Assigned task: Each line from the start of the entries through the line that contains "All lengths are" should be output exactly, please.

Study material:
____________

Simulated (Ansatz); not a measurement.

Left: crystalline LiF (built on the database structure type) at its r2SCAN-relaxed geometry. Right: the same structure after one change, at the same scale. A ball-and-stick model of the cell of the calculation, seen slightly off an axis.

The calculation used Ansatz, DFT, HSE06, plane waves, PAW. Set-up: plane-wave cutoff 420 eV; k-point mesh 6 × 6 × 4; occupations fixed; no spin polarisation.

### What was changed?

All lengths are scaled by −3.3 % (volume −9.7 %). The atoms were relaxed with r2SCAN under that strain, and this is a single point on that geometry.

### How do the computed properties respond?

____________

Written answer:
Simulated (Ansatz); not a measurement.

Left: crystalline LiF (built on the database structure type) at its r2SCAN-relaxed geometry. Right: the same structure after one change, at the same scale. A ball-and-stick model of the cell of the calculation, seen slightly off an axis.

The calculation used Ansatz, DFT, HSE06, plane waves, PAW. Set-up: plane-wave cutoff 420 eV; k-point mesh 6 × 6 × 4; occupations fixed; no spin polarisation.

### What was changed?

All lengths are scaled by −3.3 % (volume −9.7 %). The atoms were relaxed with r2SCAN under that strain, and this is a single point on that geometry.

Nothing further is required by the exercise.